* _EXERCISE_: In the records below, find the line with "Molfile (atoms numbered" and the line with "the quadrupole moment."; return exactly those lines and every line between them.

* _EXTRACTED ENTRIES_:
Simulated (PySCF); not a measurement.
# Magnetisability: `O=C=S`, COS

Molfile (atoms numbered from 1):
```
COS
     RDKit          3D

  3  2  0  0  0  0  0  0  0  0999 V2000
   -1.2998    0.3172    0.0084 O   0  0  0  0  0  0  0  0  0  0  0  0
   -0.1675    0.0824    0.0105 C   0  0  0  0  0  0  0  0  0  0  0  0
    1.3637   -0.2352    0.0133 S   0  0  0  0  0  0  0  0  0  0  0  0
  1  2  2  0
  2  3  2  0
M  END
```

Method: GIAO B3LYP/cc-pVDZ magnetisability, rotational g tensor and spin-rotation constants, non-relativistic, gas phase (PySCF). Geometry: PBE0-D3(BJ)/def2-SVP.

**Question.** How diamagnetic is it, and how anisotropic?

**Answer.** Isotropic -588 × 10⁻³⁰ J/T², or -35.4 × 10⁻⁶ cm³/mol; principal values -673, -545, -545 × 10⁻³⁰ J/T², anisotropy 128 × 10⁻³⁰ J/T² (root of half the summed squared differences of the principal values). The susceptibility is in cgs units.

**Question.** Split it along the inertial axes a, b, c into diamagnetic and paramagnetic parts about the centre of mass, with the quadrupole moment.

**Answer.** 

* _EXERCISE ANSWER_:
Molfile (atoms numbered from 1):
```
COS
     RDKit          3D

  3  2  0  0  0  0  0  0  0  0999 V2000
   -1.2998    0.3172    0.0084 O   0  0  0  0  0  0  0  0  0  0  0  0
   -0.1675    0.0824    0.0105 C   0  0  0  0  0  0  0  0  0  0  0  0
    1.3637   -0.2352    0.0133 S   0  0  0  0  0  0  0  0  0  0  0  0
  1  2  2  0
  2  3  2  0
M  END
```

Method: GIAO B3LYP/cc-pVDZ magnetisability, rotational g tensor and spin-rotation constants, non-relativistic, gas phase (PySCF). Geometry: PBE0-D3(BJ)/def2-SVP.

**Question.** How diamagnetic is it, and how anisotropic?

**Answer.** Isotropic -588 × 10⁻³⁰ J/T², or -35.4 × 10⁻⁶ cm³/mol; principal values -673, -545, -545 × 10⁻³⁰ J/T², anisotropy 128 × 10⁻³⁰ J/T² (root of half the summed squared differences of the principal values). The susceptibility is in cgs units.

**Question.** Split it along the inertial axes a, b, c into diamagnetic and paramagnetic parts about the centre of mass, with the quadrupole moment.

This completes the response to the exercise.